> INFORMATION
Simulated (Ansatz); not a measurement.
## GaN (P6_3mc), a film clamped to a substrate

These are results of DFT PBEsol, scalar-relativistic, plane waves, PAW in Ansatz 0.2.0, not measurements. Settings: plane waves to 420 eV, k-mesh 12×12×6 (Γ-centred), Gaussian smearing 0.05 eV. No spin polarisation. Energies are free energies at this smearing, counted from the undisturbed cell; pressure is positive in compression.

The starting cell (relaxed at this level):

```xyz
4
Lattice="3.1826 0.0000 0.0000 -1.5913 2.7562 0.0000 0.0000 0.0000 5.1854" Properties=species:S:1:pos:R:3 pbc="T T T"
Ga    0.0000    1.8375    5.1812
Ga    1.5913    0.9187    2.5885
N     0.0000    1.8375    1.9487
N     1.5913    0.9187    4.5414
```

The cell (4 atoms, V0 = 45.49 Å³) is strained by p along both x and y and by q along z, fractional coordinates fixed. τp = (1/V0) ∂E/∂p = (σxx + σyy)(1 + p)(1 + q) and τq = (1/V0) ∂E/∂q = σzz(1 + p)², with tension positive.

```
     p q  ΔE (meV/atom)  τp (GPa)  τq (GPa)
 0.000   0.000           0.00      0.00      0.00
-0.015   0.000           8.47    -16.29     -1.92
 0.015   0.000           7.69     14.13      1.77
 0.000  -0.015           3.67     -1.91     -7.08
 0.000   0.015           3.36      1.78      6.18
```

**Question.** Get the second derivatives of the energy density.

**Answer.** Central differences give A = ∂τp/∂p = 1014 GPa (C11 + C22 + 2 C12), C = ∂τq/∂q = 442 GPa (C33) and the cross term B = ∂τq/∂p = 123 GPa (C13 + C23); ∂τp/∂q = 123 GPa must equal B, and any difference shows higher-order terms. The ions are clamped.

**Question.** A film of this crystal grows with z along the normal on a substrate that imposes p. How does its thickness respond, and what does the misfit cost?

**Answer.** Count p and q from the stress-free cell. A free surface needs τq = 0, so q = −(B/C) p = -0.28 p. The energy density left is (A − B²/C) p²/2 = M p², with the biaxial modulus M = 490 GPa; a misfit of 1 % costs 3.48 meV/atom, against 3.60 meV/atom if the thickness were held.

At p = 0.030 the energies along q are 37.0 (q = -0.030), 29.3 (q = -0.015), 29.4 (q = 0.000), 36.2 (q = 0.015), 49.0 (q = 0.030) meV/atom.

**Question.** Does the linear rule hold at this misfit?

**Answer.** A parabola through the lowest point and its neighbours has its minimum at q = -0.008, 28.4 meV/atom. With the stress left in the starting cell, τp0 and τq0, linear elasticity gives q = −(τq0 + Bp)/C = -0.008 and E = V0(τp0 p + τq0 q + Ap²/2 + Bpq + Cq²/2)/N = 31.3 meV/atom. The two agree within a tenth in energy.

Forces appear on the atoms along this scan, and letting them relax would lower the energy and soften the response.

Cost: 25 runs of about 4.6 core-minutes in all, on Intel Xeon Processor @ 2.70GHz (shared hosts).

> WORK ORDER
Starting with the first line of the listing above and ending with the line that holds "These are results", return those lines exactly as written, both included.

> EXERCISE OUTPUT
Simulated (Ansatz); not a measurement.
## GaN (P6_3mc), a film clamped to a substrate

These are results of DFT PBEsol, scalar-relativistic, plane waves, PAW in Ansatz 0.2.0, not measurements. Settings: plane waves to 420 eV, k-mesh 12×12×6 (Γ-centred), Gaussian smearing 0.05 eV. No spin polarisation. Energies are free energies at this smearing, counted from the undisturbed cell; pressure is positive in compression.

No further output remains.